■ Work item
Below is a block of entries; repeat exactly the lines starting at the line that contains "Model (solved in" and ending at the line that contains "4e-10 → 1.2e-08 s?", both included.

[[ Listed entries, beginning ]]

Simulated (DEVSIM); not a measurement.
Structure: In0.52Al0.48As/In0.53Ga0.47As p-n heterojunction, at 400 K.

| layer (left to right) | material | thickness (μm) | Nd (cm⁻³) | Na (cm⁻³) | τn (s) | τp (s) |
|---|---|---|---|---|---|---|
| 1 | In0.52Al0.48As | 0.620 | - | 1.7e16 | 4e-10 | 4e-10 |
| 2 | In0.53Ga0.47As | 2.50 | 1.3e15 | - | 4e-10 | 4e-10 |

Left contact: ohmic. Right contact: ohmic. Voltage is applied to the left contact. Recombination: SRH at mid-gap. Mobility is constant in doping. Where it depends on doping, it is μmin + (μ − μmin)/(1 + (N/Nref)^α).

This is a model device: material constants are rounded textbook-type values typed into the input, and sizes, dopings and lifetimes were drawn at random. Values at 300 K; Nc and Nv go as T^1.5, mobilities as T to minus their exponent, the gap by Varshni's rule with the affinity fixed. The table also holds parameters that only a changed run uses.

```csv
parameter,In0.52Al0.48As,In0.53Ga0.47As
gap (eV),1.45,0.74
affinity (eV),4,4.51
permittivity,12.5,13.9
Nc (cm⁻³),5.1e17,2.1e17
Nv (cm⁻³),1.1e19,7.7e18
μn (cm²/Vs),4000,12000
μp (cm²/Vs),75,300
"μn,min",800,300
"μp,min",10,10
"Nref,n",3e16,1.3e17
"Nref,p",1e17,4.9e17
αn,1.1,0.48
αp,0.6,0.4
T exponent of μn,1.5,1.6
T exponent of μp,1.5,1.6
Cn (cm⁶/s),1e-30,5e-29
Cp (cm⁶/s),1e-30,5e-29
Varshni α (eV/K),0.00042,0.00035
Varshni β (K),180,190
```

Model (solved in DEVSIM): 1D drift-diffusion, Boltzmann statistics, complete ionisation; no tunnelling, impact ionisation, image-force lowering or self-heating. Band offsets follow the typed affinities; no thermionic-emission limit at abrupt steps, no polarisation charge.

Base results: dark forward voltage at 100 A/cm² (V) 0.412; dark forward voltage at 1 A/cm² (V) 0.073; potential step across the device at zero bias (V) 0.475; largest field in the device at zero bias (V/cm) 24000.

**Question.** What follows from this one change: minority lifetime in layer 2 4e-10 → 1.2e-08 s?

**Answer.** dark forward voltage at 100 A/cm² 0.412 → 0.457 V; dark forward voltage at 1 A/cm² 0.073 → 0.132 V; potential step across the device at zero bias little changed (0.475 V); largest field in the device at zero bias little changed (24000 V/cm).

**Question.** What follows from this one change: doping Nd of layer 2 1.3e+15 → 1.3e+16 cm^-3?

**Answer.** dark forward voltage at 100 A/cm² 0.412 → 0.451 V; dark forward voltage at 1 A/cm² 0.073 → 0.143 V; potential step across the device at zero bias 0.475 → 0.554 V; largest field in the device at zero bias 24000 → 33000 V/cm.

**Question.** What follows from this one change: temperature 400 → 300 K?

[[ Listed entries, end ]]

■ Your solution
Model (solved in DEVSIM): 1D drift-diffusion, Boltzmann statistics, complete ionisation; no tunnelling, impact ionisation, image-force lowering or self-heating. Band offsets follow the typed affinities; no thermionic-emission limit at abrupt steps, no polarisation charge.

Base results: dark forward voltage at 100 A/cm² (V) 0.412; dark forward voltage at 1 A/cm² (V) 0.073; potential step across the device at zero bias (V) 0.475; largest field in the device at zero bias (V/cm) 24000.

**Question.** What follows from this one change: minority lifetime in layer 2 4e-10 → 1.2e-08 s?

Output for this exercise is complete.